****
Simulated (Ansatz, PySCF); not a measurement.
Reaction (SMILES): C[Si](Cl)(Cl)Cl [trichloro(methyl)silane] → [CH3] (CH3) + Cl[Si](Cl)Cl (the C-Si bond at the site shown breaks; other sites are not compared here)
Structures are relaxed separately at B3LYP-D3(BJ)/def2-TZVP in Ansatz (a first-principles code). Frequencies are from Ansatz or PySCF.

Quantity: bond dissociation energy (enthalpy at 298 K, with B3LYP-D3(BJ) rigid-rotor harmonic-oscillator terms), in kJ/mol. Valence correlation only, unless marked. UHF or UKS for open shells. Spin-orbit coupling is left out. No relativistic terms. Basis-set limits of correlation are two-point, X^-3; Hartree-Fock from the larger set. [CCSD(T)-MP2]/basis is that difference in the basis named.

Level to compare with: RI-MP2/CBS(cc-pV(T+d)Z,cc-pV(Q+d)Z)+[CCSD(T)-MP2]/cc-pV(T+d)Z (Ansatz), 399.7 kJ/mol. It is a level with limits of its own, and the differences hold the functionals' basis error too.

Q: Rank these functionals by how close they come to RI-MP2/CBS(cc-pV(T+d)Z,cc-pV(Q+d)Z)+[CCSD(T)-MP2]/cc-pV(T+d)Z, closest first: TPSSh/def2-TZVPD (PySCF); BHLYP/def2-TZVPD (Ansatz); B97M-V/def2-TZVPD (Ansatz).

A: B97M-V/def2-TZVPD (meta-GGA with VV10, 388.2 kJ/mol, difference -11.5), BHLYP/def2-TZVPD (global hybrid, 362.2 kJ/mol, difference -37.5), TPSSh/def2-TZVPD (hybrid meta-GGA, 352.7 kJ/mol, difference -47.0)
****

Above are records; repeat only the lines starting at the line with "Reaction (SMILES): C[Si](Cl)(Cl)Cl" and ending at the line with "Structures are relaxed", exactly as they appear, both included.

- WRITTEN RESPONSE
Reaction (SMILES): C[Si](Cl)(Cl)Cl [trichloro(methyl)silane] → [CH3] (CH3) + Cl[Si](Cl)Cl (the C-Si bond at the site shown breaks; other sites are not compared here)
Structures are relaxed separately at B3LYP-D3(BJ)/def2-TZVP in Ansatz (a first-principles code). Frequencies are from Ansatz or PySCF.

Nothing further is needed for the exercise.